▶ **Task item**:
Every entry below needs to be repeated exactly as written.

-*-
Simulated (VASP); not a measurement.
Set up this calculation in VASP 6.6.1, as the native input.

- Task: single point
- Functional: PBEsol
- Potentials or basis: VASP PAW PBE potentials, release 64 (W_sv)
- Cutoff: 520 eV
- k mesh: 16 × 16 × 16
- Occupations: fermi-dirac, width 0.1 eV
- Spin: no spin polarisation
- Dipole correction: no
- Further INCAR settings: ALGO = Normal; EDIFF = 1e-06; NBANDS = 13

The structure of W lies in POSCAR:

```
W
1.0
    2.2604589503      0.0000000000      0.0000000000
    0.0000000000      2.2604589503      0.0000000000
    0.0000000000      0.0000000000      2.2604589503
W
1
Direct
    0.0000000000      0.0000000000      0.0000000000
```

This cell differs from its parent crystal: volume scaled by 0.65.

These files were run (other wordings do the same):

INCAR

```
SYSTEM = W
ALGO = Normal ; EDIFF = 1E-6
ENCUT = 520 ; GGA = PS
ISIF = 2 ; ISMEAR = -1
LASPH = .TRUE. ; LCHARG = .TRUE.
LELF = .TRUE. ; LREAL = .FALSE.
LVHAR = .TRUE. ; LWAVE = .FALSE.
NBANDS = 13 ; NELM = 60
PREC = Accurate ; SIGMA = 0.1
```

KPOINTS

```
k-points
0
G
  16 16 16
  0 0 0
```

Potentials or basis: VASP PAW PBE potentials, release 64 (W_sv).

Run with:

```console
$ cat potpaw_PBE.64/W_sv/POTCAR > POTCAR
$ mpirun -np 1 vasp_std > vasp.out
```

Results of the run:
-*-

▶ **Exercise result**:
Simulated (VASP); not a measurement.
Set up this calculation in VASP 6.6.1, as the native input.

- Task: single point
- Functional: PBEsol
- Potentials or basis: VASP PAW PBE potentials, release 64 (W_sv)
- Cutoff: 520 eV
- k mesh: 16 × 16 × 16
- Occupations: fermi-dirac, width 0.1 eV
- Spin: no spin polarisation
- Dipole correction: no
- Further INCAR settings: ALGO = Normal; EDIFF = 1e-06; NBANDS = 13

The structure of W lies in POSCAR:

```
W
1.0
    2.2604589503      0.0000000000      0.0000000000
    0.0000000000      2.2604589503      0.0000000000
    0.0000000000      0.0000000000      2.2604589503
W
1
Direct
    0.0000000000      0.0000000000      0.0000000000
```

This cell differs from its parent crystal: volume scaled by 0.65.

These files were run (other wordings do the same):

INCAR

```
SYSTEM = W
ALGO = Normal ; EDIFF = 1E-6
ENCUT = 520 ; GGA = PS
ISIF = 2 ; ISMEAR = -1
LASPH = .TRUE. ; LCHARG = .TRUE.
LELF = .TRUE. ; LREAL = .FALSE.
LVHAR = .TRUE. ; LWAVE = .FALSE.
NBANDS = 13 ; NELM = 60
PREC = Accurate ; SIGMA = 0.1
```

KPOINTS

```
k-points
0
G
  16 16 16
  0 0 0
```

Potentials or basis: VASP PAW PBE potentials, release 64 (W_sv).

Run with:

```console
$ cat potpaw_PBE.64/W_sv/POTCAR > POTCAR
$ mpirun -np 1 vasp_std > vasp.out
```

Results of the run:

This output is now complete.